BEGIN

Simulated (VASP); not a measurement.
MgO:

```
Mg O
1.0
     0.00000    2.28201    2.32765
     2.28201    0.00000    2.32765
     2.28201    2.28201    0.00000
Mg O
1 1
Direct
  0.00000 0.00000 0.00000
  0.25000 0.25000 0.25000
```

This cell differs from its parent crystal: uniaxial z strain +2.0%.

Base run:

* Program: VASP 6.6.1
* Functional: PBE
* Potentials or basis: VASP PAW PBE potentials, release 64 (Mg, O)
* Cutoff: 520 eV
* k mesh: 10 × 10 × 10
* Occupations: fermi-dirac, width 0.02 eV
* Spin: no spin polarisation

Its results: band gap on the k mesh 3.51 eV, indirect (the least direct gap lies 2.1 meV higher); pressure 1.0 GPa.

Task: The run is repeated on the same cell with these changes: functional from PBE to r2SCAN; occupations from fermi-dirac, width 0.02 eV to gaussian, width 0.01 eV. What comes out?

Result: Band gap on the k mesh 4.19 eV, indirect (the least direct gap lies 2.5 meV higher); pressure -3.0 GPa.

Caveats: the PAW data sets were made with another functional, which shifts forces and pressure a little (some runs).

END

## ASSIGNED TASK
Retype, exactly as written, everything from the first line of the data above through the line containing "Result: Band gap". Nothing else should appear.

## WORKED SOLUTION
Simulated (VASP); not a measurement.
MgO:

```
Mg O
1.0
     0.00000    2.28201    2.32765
     2.28201    0.00000    2.32765
     2.28201    2.28201    0.00000
Mg O
1 1
Direct
  0.00000 0.00000 0.00000
  0.25000 0.25000 0.25000
```

This cell differs from its parent crystal: uniaxial z strain +2.0%.

Base run:

* Program: VASP 6.6.1
* Functional: PBE
* Potentials or basis: VASP PAW PBE potentials, release 64 (Mg, O)
* Cutoff: 520 eV
* k mesh: 10 × 10 × 10
* Occupations: fermi-dirac, width 0.02 eV
* Spin: no spin polarisation

Its results: band gap on the k mesh 3.51 eV, indirect (the least direct gap lies 2.1 meV higher); pressure 1.0 GPa.

Task: The run is repeated on the same cell with these changes: functional from PBE to r2SCAN; occupations from fermi-dirac, width 0.02 eV to gaussian, width 0.01 eV. What comes out?

Result: Band gap on the k mesh 4.19 eV, indirect (the least direct gap lies 2.5 meV higher); pressure -3.0 GPa.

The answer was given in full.